## Required action:
Up to and including the line that contains "Task: How long", repeat each line of the data exactly, starting from the first.

## Recorded data:
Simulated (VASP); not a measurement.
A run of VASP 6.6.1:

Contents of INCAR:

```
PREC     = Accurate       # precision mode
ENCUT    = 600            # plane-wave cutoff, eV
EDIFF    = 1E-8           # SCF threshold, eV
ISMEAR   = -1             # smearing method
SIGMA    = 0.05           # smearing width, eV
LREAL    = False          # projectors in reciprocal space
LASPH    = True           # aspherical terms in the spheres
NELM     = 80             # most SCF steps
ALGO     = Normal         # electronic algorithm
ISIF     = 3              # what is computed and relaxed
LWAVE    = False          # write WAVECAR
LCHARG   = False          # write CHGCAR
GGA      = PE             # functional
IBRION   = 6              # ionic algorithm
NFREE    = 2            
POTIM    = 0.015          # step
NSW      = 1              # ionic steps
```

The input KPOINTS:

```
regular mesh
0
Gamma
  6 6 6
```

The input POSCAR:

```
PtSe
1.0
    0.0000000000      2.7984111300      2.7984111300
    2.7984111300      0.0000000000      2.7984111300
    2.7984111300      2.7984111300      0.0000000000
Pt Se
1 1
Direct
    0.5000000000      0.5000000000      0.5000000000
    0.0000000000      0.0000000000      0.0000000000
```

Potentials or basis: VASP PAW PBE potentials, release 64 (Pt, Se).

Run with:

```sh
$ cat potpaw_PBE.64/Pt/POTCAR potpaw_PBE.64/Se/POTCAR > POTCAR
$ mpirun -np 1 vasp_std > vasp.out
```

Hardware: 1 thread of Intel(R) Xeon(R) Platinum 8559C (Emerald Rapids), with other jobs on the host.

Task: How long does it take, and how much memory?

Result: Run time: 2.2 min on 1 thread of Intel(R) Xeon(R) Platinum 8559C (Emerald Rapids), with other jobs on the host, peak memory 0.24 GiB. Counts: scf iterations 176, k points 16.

## Task answer:
Simulated (VASP); not a measurement.
A run of VASP 6.6.1:

Contents of INCAR:

```
PREC     = Accurate       # precision mode
ENCUT    = 600            # plane-wave cutoff, eV
EDIFF    = 1E-8           # SCF threshold, eV
ISMEAR   = -1             # smearing method
SIGMA    = 0.05           # smearing width, eV
LREAL    = False          # projectors in reciprocal space
LASPH    = True           # aspherical terms in the spheres
NELM     = 80             # most SCF steps
ALGO     = Normal         # electronic algorithm
ISIF     = 3              # what is computed and relaxed
LWAVE    = False          # write WAVECAR
LCHARG   = False          # write CHGCAR
GGA      = PE             # functional
IBRION   = 6              # ionic algorithm
NFREE    = 2            
POTIM    = 0.015          # step
NSW      = 1              # ionic steps
```

The input KPOINTS:

```
regular mesh
0
Gamma
  6 6 6
```

The input POSCAR:

```
PtSe
1.0
    0.0000000000      2.7984111300      2.7984111300
    2.7984111300      0.0000000000      2.7984111300
    2.7984111300      2.7984111300      0.0000000000
Pt Se
1 1
Direct
    0.5000000000      0.5000000000      0.5000000000
    0.0000000000      0.0000000000      0.0000000000
```

Potentials or basis: VASP PAW PBE potentials, release 64 (Pt, Se).

Run with:

```sh
$ cat potpaw_PBE.64/Pt/POTCAR potpaw_PBE.64/Se/POTCAR > POTCAR
$ mpirun -np 1 vasp_std > vasp.out
```

Hardware: 1 thread of Intel(R) Xeon(R) Platinum 8559C (Emerald Rapids), with other jobs on the host.

Task: How long does it take, and how much memory?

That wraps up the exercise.